**ENTRIES PROVIDED:**
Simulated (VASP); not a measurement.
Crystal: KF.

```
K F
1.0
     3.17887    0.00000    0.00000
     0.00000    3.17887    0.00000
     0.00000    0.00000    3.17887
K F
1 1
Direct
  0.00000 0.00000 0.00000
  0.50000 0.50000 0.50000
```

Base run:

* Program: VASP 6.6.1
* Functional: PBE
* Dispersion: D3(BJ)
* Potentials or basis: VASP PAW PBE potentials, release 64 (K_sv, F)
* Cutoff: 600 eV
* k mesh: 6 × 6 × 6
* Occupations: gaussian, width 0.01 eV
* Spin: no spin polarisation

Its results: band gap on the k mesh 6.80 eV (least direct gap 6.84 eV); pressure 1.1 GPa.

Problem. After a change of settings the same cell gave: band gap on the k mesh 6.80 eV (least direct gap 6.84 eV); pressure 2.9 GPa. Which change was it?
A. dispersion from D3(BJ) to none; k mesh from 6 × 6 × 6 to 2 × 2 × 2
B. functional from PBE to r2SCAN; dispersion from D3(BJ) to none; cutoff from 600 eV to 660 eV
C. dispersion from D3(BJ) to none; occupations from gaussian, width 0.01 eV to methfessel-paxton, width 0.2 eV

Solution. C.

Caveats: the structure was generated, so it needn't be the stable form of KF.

**WORK ITEM:** Every record should be output precisely as it was given.

**WRITTEN SOLUTION:**
Simulated (VASP); not a measurement.
Crystal: KF.

```
K F
1.0
     3.17887    0.00000    0.00000
     0.00000    3.17887    0.00000
     0.00000    0.00000    3.17887
K F
1 1
Direct
  0.00000 0.00000 0.00000
  0.50000 0.50000 0.50000
```

Base run:

* Program: VASP 6.6.1
* Functional: PBE
* Dispersion: D3(BJ)
* Potentials or basis: VASP PAW PBE potentials, release 64 (K_sv, F)
* Cutoff: 600 eV
* k mesh: 6 × 6 × 6
* Occupations: gaussian, width 0.01 eV
* Spin: no spin polarisation

Its results: band gap on the k mesh 6.80 eV (least direct gap 6.84 eV); pressure 1.1 GPa.

Problem. After a change of settings the same cell gave: band gap on the k mesh 6.80 eV (least direct gap 6.84 eV); pressure 2.9 GPa. Which change was it?
A. dispersion from D3(BJ) to none; k mesh from 6 × 6 × 6 to 2 × 2 × 2
B. functional from PBE to r2SCAN; dispersion from D3(BJ) to none; cutoff from 600 eV to 660 eV
C. dispersion from D3(BJ) to none; occupations from gaussian, width 0.01 eV to methfessel-paxton, width 0.2 eV

Solution. C.

Caveats: the structure was generated, so it needn't be the stable form of KF.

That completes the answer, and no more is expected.